### Work request
Each record should be returned exactly as it is written.

### Extracted records
□ □ □

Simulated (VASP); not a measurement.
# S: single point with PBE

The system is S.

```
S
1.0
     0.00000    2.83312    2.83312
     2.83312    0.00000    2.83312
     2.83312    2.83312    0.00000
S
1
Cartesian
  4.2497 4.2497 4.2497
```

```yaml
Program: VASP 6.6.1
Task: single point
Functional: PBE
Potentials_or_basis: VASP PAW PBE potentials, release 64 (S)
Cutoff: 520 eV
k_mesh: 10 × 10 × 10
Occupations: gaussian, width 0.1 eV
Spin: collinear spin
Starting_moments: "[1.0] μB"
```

□ □ □

### Your response
Simulated (VASP); not a measurement.
# S: single point with PBE

The system is S.

```
S
1.0
     0.00000    2.83312    2.83312
     2.83312    0.00000    2.83312
     2.83312    2.83312    0.00000
S
1
Cartesian
  4.2497 4.2497 4.2497
```

```yaml
Program: VASP 6.6.1
Task: single point
Functional: PBE
Potentials_or_basis: VASP PAW PBE potentials, release 64 (S)
Cutoff: 520 eV
k_mesh: 10 × 10 × 10
Occupations: gaussian, width 0.1 eV
Spin: collinear spin
Starting_moments: "[1.0] μB"
```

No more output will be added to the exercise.